* Action item:
Include in the output exactly the lines from the opening of the data through the line containing "Solution. gap on", and nothing more.

* Data provided:
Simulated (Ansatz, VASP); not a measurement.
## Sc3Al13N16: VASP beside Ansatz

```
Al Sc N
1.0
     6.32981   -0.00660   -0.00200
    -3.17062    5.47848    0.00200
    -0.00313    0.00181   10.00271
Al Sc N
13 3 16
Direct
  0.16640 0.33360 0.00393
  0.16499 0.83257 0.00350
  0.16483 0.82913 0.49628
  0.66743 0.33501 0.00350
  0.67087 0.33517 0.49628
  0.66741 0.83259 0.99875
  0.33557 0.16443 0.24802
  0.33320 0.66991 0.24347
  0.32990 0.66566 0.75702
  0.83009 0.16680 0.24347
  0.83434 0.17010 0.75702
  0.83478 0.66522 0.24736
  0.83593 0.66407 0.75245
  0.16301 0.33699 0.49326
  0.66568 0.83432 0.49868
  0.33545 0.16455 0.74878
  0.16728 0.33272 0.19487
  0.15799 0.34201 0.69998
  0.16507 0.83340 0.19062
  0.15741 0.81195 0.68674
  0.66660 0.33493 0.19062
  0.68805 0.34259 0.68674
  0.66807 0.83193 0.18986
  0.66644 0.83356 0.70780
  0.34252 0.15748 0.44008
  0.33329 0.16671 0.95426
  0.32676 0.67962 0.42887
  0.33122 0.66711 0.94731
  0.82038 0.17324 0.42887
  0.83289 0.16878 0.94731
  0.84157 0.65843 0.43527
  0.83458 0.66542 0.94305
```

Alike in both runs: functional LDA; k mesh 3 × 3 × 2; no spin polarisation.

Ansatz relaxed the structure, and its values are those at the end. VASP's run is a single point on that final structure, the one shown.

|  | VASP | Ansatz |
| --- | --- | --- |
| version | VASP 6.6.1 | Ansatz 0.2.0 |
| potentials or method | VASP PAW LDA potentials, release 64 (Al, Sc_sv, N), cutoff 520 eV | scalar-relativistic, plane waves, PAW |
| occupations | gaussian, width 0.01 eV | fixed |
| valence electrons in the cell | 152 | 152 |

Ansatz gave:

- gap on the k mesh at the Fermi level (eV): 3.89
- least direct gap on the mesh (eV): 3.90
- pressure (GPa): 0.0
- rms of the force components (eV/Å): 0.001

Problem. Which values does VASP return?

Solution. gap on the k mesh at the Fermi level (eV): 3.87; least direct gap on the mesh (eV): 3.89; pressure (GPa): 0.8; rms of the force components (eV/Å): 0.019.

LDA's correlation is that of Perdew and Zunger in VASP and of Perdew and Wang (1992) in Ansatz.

* Problem solution:
Simulated (Ansatz, VASP); not a measurement.
## Sc3Al13N16: VASP beside Ansatz

```
Al Sc N
1.0
     6.32981   -0.00660   -0.00200
    -3.17062    5.47848    0.00200
    -0.00313    0.00181   10.00271
Al Sc N
13 3 16
Direct
  0.16640 0.33360 0.00393
  0.16499 0.83257 0.00350
  0.16483 0.82913 0.49628
  0.66743 0.33501 0.00350
  0.67087 0.33517 0.49628
  0.66741 0.83259 0.99875
  0.33557 0.16443 0.24802
  0.33320 0.66991 0.24347
  0.32990 0.66566 0.75702
  0.83009 0.16680 0.24347
  0.83434 0.17010 0.75702
  0.83478 0.66522 0.24736
  0.83593 0.66407 0.75245
  0.16301 0.33699 0.49326
  0.66568 0.83432 0.49868
  0.33545 0.16455 0.74878
  0.16728 0.33272 0.19487
  0.15799 0.34201 0.69998
  0.16507 0.83340 0.19062
  0.15741 0.81195 0.68674
  0.66660 0.33493 0.19062
  0.68805 0.34259 0.68674
  0.66807 0.83193 0.18986
  0.66644 0.83356 0.70780
  0.34252 0.15748 0.44008
  0.33329 0.16671 0.95426
  0.32676 0.67962 0.42887
  0.33122 0.66711 0.94731
  0.82038 0.17324 0.42887
  0.83289 0.16878 0.94731
  0.84157 0.65843 0.43527
  0.83458 0.66542 0.94305
```

Alike in both runs: functional LDA; k mesh 3 × 3 × 2; no spin polarisation.

Ansatz relaxed the structure, and its values are those at the end. VASP's run is a single point on that final structure, the one shown.

|  | VASP | Ansatz |
| --- | --- | --- |
| version | VASP 6.6.1 | Ansatz 0.2.0 |
| potentials or method | VASP PAW LDA potentials, release 64 (Al, Sc_sv, N), cutoff 520 eV | scalar-relativistic, plane waves, PAW |
| occupations | gaussian, width 0.01 eV | fixed |
| valence electrons in the cell | 152 | 152 |

Ansatz gave:

- gap on the k mesh at the Fermi level (eV): 3.89
- least direct gap on the mesh (eV): 3.90
- pressure (GPa): 0.0
- rms of the force components (eV/Å): 0.001

Problem. Which values does VASP return?

Solution. gap on the k mesh at the Fermi level (eV): 3.87; least direct gap on the mesh (eV): 3.89; pressure (GPa): 0.8; rms of the force components (eV/Å): 0.019.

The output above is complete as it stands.